*** Information provided ***

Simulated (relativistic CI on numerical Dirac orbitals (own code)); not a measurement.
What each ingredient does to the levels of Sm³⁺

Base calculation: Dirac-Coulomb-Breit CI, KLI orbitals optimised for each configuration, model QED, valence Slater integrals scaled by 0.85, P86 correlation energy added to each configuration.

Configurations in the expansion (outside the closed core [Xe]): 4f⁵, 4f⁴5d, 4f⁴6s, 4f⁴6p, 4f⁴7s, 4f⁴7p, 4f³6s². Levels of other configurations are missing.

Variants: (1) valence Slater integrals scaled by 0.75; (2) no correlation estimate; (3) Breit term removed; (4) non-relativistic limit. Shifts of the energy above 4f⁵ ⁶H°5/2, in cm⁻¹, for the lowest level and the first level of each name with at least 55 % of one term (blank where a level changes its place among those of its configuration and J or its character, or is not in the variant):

***

### Required action
Print only the lines from the top of the data above down to the line holding "Configurations in the", inclusive.

### Task result
Simulated (relativistic CI on numerical Dirac orbitals (own code)); not a measurement.
What each ingredient does to the levels of Sm³⁺

Base calculation: Dirac-Coulomb-Breit CI, KLI orbitals optimised for each configuration, model QED, valence Slater integrals scaled by 0.85, P86 correlation energy added to each configuration.

Configurations in the expansion (outside the closed core [Xe]): 4f⁵, 4f⁴5d, 4f⁴6s, 4f⁴6p, 4f⁴7s, 4f⁴7p, 4f³6s². Levels of other configurations are missing.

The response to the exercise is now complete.